_TASK ITEM_
Take the entries below and print, exactly, the stretch from the line containing "Property | Result |" through the line containing "Question: How do", both included.

_EXTRACTED ENTRIES_
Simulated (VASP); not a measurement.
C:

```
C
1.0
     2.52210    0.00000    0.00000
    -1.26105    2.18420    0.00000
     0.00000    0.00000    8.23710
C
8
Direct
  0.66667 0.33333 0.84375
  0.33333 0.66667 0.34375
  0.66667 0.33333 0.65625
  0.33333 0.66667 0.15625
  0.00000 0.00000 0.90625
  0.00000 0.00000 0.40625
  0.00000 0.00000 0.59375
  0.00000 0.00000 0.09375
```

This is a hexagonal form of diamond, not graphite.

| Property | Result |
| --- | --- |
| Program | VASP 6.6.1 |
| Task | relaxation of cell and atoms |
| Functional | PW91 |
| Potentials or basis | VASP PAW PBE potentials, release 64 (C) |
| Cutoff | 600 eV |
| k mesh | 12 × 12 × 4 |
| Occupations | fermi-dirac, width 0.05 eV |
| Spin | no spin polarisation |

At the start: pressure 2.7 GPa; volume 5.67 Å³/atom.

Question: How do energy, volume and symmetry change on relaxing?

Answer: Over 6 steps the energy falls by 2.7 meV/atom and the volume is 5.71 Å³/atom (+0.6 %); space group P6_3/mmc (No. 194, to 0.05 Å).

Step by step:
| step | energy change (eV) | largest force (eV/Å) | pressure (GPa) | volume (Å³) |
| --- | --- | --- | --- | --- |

_WRITTEN ANSWER_
| Property | Result |
| --- | --- |
| Program | VASP 6.6.1 |
| Task | relaxation of cell and atoms |
| Functional | PW91 |
| Potentials or basis | VASP PAW PBE potentials, release 64 (C) |
| Cutoff | 600 eV |
| k mesh | 12 × 12 × 4 |
| Occupations | fermi-dirac, width 0.05 eV |
| Spin | no spin polarisation |

At the start: pressure 2.7 GPa; volume 5.67 Å³/atom.

Question: How do energy, volume and symmetry change on relaxing?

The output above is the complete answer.